▶ _DATASET_:
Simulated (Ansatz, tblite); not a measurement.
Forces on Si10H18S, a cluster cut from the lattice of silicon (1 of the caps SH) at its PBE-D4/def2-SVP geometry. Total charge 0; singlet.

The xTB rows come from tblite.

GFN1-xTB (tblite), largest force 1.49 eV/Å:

▶ _WORK REQUEST_: Quote, word for word, every line from the top of the entries through the line that holds "The xTB rows come from tblite.".

▶ _ANSWER SECTION_:
Simulated (Ansatz, tblite); not a measurement.
Forces on Si10H18S, a cluster cut from the lattice of silicon (1 of the caps SH) at its PBE-D4/def2-SVP geometry. Total charge 0; singlet.

The xTB rows come from tblite.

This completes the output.